### Required action
Beginning with the first line of the data below, reproduce every line unchanged, ending with the line that holds "3 | SiO2 | 2.4 | - |".

### Data records
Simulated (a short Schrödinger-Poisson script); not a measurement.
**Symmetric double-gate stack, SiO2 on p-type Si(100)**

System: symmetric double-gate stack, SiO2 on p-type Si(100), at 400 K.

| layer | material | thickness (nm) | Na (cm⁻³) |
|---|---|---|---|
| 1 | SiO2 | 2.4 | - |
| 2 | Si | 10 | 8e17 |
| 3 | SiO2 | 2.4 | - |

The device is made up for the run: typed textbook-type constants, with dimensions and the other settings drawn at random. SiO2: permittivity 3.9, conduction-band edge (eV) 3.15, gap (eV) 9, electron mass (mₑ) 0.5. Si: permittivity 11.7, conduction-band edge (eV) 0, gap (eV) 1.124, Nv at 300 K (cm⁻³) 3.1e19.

### Response area
Simulated (a short Schrödinger-Poisson script); not a measurement.
**Symmetric double-gate stack, SiO2 on p-type Si(100)**

System: symmetric double-gate stack, SiO2 on p-type Si(100), at 400 K.

| layer | material | thickness (nm) | Na (cm⁻³) |
|---|---|---|---|
| 1 | SiO2 | 2.4 | - |
| 2 | Si | 10 | 8e17 |
| 3 | SiO2 | 2.4 | - |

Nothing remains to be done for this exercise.